# # # # # # #

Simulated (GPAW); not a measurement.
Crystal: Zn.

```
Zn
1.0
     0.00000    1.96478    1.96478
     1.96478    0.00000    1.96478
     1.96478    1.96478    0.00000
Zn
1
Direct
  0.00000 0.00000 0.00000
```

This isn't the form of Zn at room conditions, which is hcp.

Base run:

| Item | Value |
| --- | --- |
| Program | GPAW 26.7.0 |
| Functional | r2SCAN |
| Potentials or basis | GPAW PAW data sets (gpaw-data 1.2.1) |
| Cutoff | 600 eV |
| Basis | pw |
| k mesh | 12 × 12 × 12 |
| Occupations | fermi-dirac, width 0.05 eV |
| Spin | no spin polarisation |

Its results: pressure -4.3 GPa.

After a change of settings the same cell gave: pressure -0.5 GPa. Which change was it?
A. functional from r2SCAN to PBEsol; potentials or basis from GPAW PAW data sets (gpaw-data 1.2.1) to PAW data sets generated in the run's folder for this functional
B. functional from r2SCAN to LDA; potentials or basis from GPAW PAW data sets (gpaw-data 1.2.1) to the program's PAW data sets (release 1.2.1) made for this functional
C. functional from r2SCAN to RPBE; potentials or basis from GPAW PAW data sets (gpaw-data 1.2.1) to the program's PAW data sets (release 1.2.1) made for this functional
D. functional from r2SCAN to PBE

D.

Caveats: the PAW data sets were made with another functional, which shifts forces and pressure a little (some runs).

# # # # # # #

**WORK TASK**
Where the listing above reaches the line that contains "GPAW 26.7.0 |", start retyping, and finish with the line that contains "spin polarisation |"; reproduce those lines exactly and no others.

**WRITTEN REPLY**
| Program | GPAW 26.7.0 |
| Functional | r2SCAN |
| Potentials or basis | GPAW PAW data sets (gpaw-data 1.2.1) |
| Cutoff | 600 eV |
| Basis | pw |
| k mesh | 12 × 12 × 12 |
| Occupations | fermi-dirac, width 0.05 eV |
| Spin | no spin polarisation |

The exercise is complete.